→ **Source information**
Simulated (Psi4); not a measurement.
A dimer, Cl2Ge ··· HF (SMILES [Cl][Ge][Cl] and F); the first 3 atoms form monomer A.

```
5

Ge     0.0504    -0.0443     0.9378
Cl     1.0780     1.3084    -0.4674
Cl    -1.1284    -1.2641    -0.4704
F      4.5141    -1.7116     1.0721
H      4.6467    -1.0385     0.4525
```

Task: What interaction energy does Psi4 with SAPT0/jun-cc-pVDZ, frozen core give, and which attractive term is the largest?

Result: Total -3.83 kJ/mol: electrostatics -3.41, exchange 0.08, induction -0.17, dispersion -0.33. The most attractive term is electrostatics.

→ **Exercise**
After locating the line that contains "Task: What interaction", please copy exactly every line from the start of the records through it, and nothing else.

→ **Exercise solution**
Simulated (Psi4); not a measurement.
A dimer, Cl2Ge ··· HF (SMILES [Cl][Ge][Cl] and F); the first 3 atoms form monomer A.

```
5

Ge     0.0504    -0.0443     0.9378
Cl     1.0780     1.3084    -0.4674
Cl    -1.1284    -1.2641    -0.4704
F      4.5141    -1.7116     1.0721
H      4.6467    -1.0385     0.4525
```

Task: What interaction energy does Psi4 with SAPT0/jun-cc-pVDZ, frozen core give, and which attractive term is the largest?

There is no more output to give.